[Opening Record excerpts section]

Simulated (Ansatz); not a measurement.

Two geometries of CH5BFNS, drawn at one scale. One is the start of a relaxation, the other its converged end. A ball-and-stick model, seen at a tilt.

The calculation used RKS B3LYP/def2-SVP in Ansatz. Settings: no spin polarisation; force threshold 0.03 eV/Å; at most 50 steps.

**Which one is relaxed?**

[Closing Record excerpts section]

Here the job is to restate all of the data word for word.

Simulated (Ansatz); not a measurement.

Two geometries of CH5BFNS, drawn at one scale. One is the start of a relaxation, the other its converged end. A ball-and-stick model, seen at a tilt.

The calculation used RKS B3LYP/def2-SVP in Ansatz. Settings: no spin polarisation; force threshold 0.03 eV/Å; at most 50 steps.

**Which one is relaxed?**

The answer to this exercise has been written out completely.